Information shown:
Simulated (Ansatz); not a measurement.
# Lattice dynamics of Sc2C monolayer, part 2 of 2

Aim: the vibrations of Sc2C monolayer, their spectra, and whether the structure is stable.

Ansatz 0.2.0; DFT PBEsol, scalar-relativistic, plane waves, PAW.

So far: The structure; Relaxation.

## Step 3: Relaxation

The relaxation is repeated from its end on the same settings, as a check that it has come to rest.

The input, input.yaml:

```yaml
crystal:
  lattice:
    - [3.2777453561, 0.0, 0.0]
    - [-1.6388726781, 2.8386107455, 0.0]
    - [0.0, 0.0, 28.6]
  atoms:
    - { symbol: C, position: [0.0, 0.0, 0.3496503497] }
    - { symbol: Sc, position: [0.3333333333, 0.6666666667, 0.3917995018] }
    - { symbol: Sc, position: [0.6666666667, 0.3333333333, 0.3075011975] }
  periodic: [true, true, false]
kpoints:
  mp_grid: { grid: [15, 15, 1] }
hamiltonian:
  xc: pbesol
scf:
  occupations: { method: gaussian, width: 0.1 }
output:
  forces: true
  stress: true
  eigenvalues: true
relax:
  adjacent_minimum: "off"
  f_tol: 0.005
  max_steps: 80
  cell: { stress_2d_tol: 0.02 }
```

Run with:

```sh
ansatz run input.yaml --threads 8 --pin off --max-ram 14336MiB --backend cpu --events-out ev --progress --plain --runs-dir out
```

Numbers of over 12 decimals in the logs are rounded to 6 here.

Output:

Work item:
All of the data is to be transcribed exactly as written.

Reply:
Simulated (Ansatz); not a measurement.
# Lattice dynamics of Sc2C monolayer, part 2 of 2

Aim: the vibrations of Sc2C monolayer, their spectra, and whether the structure is stable.

Ansatz 0.2.0; DFT PBEsol, scalar-relativistic, plane waves, PAW.

So far: The structure; Relaxation.

## Step 3: Relaxation

The relaxation is repeated from its end on the same settings, as a check that it has come to rest.

The input, input.yaml:

```yaml
crystal:
  lattice:
    - [3.2777453561, 0.0, 0.0]
    - [-1.6388726781, 2.8386107455, 0.0]
    - [0.0, 0.0, 28.6]
  atoms:
    - { symbol: C, position: [0.0, 0.0, 0.3496503497] }
    - { symbol: Sc, position: [0.3333333333, 0.6666666667, 0.3917995018] }
    - { symbol: Sc, position: [0.6666666667, 0.3333333333, 0.3075011975] }
  periodic: [true, true, false]
kpoints:
  mp_grid: { grid: [15, 15, 1] }
hamiltonian:
  xc: pbesol
scf:
  occupations: { method: gaussian, width: 0.1 }
output:
  forces: true
  stress: true
  eigenvalues: true
relax:
  adjacent_minimum: "off"
  f_tol: 0.005
  max_steps: 80
  cell: { stress_2d_tol: 0.02 }
```

Run with:

```sh
ansatz run input.yaml --threads 8 --pin off --max-ram 14336MiB --backend cpu --events-out ev --progress --plain --runs-dir out
```

Numbers of over 12 decimals in the logs are rounded to 6 here.

Output:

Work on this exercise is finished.